▸ Action item
Starting at the first line of the records below, transcribe each line exactly, ending with the line that contains "Band edges at -1.1 V on the left contact".

▸ Records provided
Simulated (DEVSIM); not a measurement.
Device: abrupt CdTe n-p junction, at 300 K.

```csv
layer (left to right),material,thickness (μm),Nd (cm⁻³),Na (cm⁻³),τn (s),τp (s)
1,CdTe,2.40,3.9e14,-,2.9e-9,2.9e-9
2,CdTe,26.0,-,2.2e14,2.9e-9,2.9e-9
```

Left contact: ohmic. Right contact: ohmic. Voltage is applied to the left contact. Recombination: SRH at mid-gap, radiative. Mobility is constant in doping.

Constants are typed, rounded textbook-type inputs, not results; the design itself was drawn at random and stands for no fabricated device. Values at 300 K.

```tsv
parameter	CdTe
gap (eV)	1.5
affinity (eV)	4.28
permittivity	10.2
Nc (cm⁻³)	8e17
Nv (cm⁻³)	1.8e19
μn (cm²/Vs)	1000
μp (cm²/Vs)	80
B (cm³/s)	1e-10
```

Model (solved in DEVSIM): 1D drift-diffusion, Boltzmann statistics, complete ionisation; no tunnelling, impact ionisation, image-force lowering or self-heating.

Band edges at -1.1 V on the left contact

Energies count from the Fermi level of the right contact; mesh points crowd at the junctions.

▸ Solution
Simulated (DEVSIM); not a measurement.
Device: abrupt CdTe n-p junction, at 300 K.

```csv
layer (left to right),material,thickness (μm),Nd (cm⁻³),Na (cm⁻³),τn (s),τp (s)
1,CdTe,2.40,3.9e14,-,2.9e-9,2.9e-9
2,CdTe,26.0,-,2.2e14,2.9e-9,2.9e-9
```

Left contact: ohmic. Right contact: ohmic. Voltage is applied to the left contact. Recombination: SRH at mid-gap, radiative. Mobility is constant in doping.

Constants are typed, rounded textbook-type inputs, not results; the design itself was drawn at random and stands for no fabricated device. Values at 300 K.

```tsv
parameter	CdTe
gap (eV)	1.5
affinity (eV)	4.28
permittivity	10.2
Nc (cm⁻³)	8e17
Nv (cm⁻³)	1.8e19
μn (cm²/Vs)	1000
μp (cm²/Vs)	80
B (cm³/s)	1e-10
```

Model (solved in DEVSIM): 1D drift-diffusion, Boltzmann statistics, complete ionisation; no tunnelling, impact ionisation, image-force lowering or self-heating.

Band edges at -1.1 V on the left contact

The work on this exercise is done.